> [REQUIRED ACTION] Only those lines running from the start of the listing below through the line that holds "Compound: C6H18N2Si." are to be written out, exactly and in full.

> [STUDY MATERIAL]
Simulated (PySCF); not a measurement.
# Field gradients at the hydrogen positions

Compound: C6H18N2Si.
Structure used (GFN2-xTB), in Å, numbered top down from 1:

> [YOUR RESPONSE]
Simulated (PySCF); not a measurement.
# Field gradients at the hydrogen positions

Compound: C6H18N2Si.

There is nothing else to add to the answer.